┄┄┄┄┄┄┄┄┄┄┄┄┄┄┄┄┄┄┄┄
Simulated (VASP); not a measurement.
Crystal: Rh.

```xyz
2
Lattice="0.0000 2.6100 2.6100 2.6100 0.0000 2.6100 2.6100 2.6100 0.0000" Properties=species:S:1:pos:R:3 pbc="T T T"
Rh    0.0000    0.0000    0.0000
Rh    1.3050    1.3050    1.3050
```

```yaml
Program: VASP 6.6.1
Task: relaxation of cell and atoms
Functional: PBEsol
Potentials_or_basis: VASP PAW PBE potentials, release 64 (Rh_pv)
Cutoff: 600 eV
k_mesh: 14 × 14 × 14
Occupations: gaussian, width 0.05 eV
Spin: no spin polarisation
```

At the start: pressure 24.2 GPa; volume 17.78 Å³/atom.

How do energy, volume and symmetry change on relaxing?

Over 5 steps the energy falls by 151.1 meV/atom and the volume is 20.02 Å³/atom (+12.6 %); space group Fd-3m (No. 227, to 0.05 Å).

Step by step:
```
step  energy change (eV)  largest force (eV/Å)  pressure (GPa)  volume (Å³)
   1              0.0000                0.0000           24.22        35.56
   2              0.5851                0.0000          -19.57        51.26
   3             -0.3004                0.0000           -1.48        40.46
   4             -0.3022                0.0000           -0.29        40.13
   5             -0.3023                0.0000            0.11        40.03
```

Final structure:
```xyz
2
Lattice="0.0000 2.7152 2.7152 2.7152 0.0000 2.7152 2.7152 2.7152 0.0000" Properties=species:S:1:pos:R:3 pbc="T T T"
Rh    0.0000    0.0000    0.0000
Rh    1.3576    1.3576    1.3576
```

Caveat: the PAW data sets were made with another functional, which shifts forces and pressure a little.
┄┄┄┄┄┄┄┄┄┄┄┄┄┄┄┄┄┄┄┄

Your reply should contain each entry, copied without alteration.

Simulated (VASP); not a measurement.
Crystal: Rh.

```xyz
2
Lattice="0.0000 2.6100 2.6100 2.6100 0.0000 2.6100 2.6100 2.6100 0.0000" Properties=species:S:1:pos:R:3 pbc="T T T"
Rh    0.0000    0.0000    0.0000
Rh    1.3050    1.3050    1.3050
```

```yaml
Program: VASP 6.6.1
Task: relaxation of cell and atoms
Functional: PBEsol
Potentials_or_basis: VASP PAW PBE potentials, release 64 (Rh_pv)
Cutoff: 600 eV
k_mesh: 14 × 14 × 14
Occupations: gaussian, width 0.05 eV
Spin: no spin polarisation
```

At the start: pressure 24.2 GPa; volume 17.78 Å³/atom.

How do energy, volume and symmetry change on relaxing?

Over 5 steps the energy falls by 151.1 meV/atom and the volume is 20.02 Å³/atom (+12.6 %); space group Fd-3m (No. 227, to 0.05 Å).

Step by step:
```
step  energy change (eV)  largest force (eV/Å)  pressure (GPa)  volume (Å³)
   1              0.0000                0.0000           24.22        35.56
   2              0.5851                0.0000          -19.57        51.26
   3             -0.3004                0.0000           -1.48        40.46
   4             -0.3022                0.0000           -0.29        40.13
   5             -0.3023                0.0000            0.11        40.03
```

Final structure:
```xyz
2
Lattice="0.0000 2.7152 2.7152 2.7152 0.0000 2.7152 2.7152 2.7152 0.0000" Properties=species:S:1:pos:R:3 pbc="T T T"
Rh    0.0000    0.0000    0.0000
Rh    1.3576    1.3576    1.3576
```

Caveat: the PAW data sets were made with another functional, which shifts forces and pressure a little.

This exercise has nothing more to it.